A word-for-word printout of the whole listing is needed.

#### Records supplied
::::::::::
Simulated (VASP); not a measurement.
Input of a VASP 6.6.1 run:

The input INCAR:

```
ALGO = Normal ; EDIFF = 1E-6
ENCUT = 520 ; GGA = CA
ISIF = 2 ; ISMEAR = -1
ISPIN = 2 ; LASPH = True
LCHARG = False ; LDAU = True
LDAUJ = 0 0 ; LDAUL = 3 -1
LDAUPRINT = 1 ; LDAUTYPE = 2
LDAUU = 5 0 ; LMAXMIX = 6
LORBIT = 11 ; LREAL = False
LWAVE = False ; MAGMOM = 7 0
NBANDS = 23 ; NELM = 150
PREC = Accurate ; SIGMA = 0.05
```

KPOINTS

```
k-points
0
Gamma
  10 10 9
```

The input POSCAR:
::::::::::

#### Task solution
Simulated (VASP); not a measurement.
Input of a VASP 6.6.1 run:

The input INCAR:

```
ALGO = Normal ; EDIFF = 1E-6
ENCUT = 520 ; GGA = CA
ISIF = 2 ; ISMEAR = -1
ISPIN = 2 ; LASPH = True
LCHARG = False ; LDAU = True
LDAUJ = 0 0 ; LDAUL = 3 -1
LDAUPRINT = 1 ; LDAUTYPE = 2
LDAUU = 5 0 ; LMAXMIX = 6
LORBIT = 11 ; LREAL = False
LWAVE = False ; MAGMOM = 7 0
NBANDS = 23 ; NELM = 150
PREC = Accurate ; SIGMA = 0.05
```

KPOINTS

```
k-points
0
Gamma
  10 10 9
```

The input POSCAR:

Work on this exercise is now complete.